Extracted entries:
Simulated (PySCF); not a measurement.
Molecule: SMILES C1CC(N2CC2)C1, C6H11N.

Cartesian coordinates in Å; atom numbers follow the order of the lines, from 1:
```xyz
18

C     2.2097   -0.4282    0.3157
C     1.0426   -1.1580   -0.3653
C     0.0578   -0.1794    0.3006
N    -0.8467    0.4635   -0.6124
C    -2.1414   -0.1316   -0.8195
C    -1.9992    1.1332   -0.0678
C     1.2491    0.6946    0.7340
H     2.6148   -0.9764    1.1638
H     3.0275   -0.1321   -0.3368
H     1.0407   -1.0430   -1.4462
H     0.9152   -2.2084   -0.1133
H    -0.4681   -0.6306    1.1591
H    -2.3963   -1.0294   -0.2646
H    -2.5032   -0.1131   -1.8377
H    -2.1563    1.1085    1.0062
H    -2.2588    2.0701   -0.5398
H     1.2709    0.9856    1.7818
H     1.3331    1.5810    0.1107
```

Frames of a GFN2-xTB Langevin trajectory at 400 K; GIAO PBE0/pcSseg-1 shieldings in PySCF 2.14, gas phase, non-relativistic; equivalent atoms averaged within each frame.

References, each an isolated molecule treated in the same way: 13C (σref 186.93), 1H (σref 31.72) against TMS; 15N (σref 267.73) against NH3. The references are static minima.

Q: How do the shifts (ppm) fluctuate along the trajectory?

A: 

Work item: Line by line, please copy the records above exactly.

Exercise solution:
Simulated (PySCF); not a measurement.
Molecule: SMILES C1CC(N2CC2)C1, C6H11N.

Cartesian coordinates in Å; atom numbers follow the order of the lines, from 1:
```xyz
18

C     2.2097   -0.4282    0.3157
C     1.0426   -1.1580   -0.3653
C     0.0578   -0.1794    0.3006
N    -0.8467    0.4635   -0.6124
C    -2.1414   -0.1316   -0.8195
C    -1.9992    1.1332   -0.0678
C     1.2491    0.6946    0.7340
H     2.6148   -0.9764    1.1638
H     3.0275   -0.1321   -0.3368
H     1.0407   -1.0430   -1.4462
H     0.9152   -2.2084   -0.1133
H    -0.4681   -0.6306    1.1591
H    -2.3963   -1.0294   -0.2646
H    -2.5032   -0.1131   -1.8377
H    -2.1563    1.1085    1.0062
H    -2.2588    2.0701   -0.5398
H     1.2709    0.9856    1.7818
H     1.3331    1.5810    0.1107
```

Frames of a GFN2-xTB Langevin trajectory at 400 K; GIAO PBE0/pcSseg-1 shieldings in PySCF 2.14, gas phase, non-relativistic; equivalent atoms averaged within each frame.

References, each an isolated molecule treated in the same way: 13C (σref 186.93), 1H (σref 31.72) against TMS; 15N (σref 267.73) against NH3. The references are static minima.

Q: How do the shifts (ppm) fluctuate along the trajectory?

A: 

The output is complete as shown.